Information shown.
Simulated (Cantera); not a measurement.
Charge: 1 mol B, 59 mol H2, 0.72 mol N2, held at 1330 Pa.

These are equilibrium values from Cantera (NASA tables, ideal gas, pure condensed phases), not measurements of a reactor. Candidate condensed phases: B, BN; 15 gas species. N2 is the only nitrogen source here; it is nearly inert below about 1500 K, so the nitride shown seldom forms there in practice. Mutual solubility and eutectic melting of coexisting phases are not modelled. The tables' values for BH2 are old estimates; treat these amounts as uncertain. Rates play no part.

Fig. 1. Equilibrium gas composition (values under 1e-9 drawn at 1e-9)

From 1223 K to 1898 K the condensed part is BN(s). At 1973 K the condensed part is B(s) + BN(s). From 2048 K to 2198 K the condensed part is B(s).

Action item.
Please retype the top of the data exactly, down to and including the line that holds "Charge: 1 mol", and nothing further.

Answer area.
Simulated (Cantera); not a measurement.
Charge: 1 mol B, 59 mol H2, 0.72 mol N2, held at 1330 Pa.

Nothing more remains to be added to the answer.